+++ Dataset records +++
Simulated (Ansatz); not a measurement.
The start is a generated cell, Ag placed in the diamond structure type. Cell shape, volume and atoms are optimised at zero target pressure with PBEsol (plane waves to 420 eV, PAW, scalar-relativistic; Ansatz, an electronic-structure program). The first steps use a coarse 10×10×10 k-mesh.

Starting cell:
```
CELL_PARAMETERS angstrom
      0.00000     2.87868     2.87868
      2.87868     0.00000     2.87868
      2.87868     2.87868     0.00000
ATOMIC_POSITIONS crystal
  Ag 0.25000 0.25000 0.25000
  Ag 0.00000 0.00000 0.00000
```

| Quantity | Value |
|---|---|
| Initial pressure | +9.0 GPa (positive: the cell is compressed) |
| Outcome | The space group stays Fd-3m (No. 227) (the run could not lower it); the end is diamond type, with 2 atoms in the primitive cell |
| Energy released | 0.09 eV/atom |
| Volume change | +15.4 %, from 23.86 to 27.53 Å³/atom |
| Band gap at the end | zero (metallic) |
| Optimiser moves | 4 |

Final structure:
+++

Exercise ▸ The answer should consist of the full listing, repeated exactly.

Answer section ▸
Simulated (Ansatz); not a measurement.
The start is a generated cell, Ag placed in the diamond structure type. Cell shape, volume and atoms are optimised at zero target pressure with PBEsol (plane waves to 420 eV, PAW, scalar-relativistic; Ansatz, an electronic-structure program). The first steps use a coarse 10×10×10 k-mesh.

Starting cell:
```
CELL_PARAMETERS angstrom
      0.00000     2.87868     2.87868
      2.87868     0.00000     2.87868
      2.87868     2.87868     0.00000
ATOMIC_POSITIONS crystal
  Ag 0.25000 0.25000 0.25000
  Ag 0.00000 0.00000 0.00000
```

| Quantity | Value |
|---|---|
| Initial pressure | +9.0 GPa (positive: the cell is compressed) |
| Outcome | The space group stays Fd-3m (No. 227) (the run could not lower it); the end is diamond type, with 2 atoms in the primitive cell |
| Energy released | 0.09 eV/atom |
| Volume change | +15.4 %, from 23.86 to 27.53 Å³/atom |
| Band gap at the end | zero (metallic) |
| Optimiser moves | 4 |

Final structure:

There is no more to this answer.